========

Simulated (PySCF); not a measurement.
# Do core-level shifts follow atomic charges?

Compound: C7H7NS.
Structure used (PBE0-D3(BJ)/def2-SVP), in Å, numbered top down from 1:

========

WORK REQUEST:
Write the whole of the data out again exactly as it stands.

SOLUTION:
Simulated (PySCF); not a measurement.
# Do core-level shifts follow atomic charges?

Compound: C7H7NS.
Structure used (PBE0-D3(BJ)/def2-SVP), in Å, numbered top down from 1:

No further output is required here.